_Activity_.
Would you repeat all the lines below, exactly as they stand?

(Information begins)
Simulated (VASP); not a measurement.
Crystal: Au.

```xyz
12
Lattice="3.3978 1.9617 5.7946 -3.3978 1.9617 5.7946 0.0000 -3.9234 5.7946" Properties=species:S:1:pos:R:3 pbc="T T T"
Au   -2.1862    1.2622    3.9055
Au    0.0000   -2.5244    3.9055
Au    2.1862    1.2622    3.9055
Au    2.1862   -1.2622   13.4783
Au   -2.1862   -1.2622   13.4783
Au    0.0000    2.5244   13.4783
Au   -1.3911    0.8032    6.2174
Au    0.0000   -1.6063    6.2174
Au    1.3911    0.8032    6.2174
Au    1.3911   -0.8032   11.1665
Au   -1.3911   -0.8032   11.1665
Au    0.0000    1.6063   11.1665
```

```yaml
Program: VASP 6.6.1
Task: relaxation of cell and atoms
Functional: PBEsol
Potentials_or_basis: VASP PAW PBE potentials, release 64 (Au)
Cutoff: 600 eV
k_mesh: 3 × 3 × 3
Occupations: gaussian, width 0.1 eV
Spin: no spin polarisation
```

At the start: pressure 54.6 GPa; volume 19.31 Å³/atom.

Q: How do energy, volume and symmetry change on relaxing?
(Information ends)

_Answer box_.
Simulated (VASP); not a measurement.
Crystal: Au.

```xyz
12
Lattice="3.3978 1.9617 5.7946 -3.3978 1.9617 5.7946 0.0000 -3.9234 5.7946" Properties=species:S:1:pos:R:3 pbc="T T T"
Au   -2.1862    1.2622    3.9055
Au    0.0000   -2.5244    3.9055
Au    2.1862    1.2622    3.9055
Au    2.1862   -1.2622   13.4783
Au   -2.1862   -1.2622   13.4783
Au    0.0000    2.5244   13.4783
Au   -1.3911    0.8032    6.2174
Au    0.0000   -1.6063    6.2174
Au    1.3911    0.8032    6.2174
Au    1.3911   -0.8032   11.1665
Au   -1.3911   -0.8032   11.1665
Au    0.0000    1.6063   11.1665
```

```yaml
Program: VASP 6.6.1
Task: relaxation of cell and atoms
Functional: PBEsol
Potentials_or_basis: VASP PAW PBE potentials, release 64 (Au)
Cutoff: 600 eV
k_mesh: 3 × 3 × 3
Occupations: gaussian, width 0.1 eV
Spin: no spin polarisation
```

At the start: pressure 54.6 GPa; volume 19.31 Å³/atom.

Q: How do energy, volume and symmetry change on relaxing?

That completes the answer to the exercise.